--------------------------------------------------

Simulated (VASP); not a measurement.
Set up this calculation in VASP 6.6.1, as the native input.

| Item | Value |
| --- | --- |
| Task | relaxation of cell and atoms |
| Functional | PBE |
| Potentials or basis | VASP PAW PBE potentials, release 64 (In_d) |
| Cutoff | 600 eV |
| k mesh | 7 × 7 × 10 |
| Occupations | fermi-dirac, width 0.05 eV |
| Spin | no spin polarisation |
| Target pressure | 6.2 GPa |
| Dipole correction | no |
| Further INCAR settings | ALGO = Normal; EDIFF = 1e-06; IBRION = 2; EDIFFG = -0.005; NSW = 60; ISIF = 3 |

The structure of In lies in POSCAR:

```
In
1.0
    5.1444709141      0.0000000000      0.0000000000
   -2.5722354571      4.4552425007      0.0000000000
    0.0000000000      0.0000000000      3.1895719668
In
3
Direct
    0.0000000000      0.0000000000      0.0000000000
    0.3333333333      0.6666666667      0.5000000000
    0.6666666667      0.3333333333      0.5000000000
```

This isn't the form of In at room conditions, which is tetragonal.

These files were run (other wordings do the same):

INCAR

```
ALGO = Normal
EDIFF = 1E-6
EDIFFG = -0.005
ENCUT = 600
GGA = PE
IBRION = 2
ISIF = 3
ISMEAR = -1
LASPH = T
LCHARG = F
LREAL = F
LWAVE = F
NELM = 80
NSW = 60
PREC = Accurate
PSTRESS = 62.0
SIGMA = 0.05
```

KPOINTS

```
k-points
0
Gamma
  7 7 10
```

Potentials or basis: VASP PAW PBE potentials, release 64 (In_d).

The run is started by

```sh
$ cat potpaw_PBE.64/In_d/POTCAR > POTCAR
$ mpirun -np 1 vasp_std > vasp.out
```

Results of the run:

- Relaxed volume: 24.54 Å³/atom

--------------------------------------------------

Exactly as written, repeat each line from the beginning of the data above to the line containing "mesh | 7 × 7 × 10 |", inclusive.

Simulated (VASP); not a measurement.
Set up this calculation in VASP 6.6.1, as the native input.

| Item | Value |
| --- | --- |
| Task | relaxation of cell and atoms |
| Functional | PBE |
| Potentials or basis | VASP PAW PBE potentials, release 64 (In_d) |
| Cutoff | 600 eV |
| k mesh | 7 × 7 × 10 |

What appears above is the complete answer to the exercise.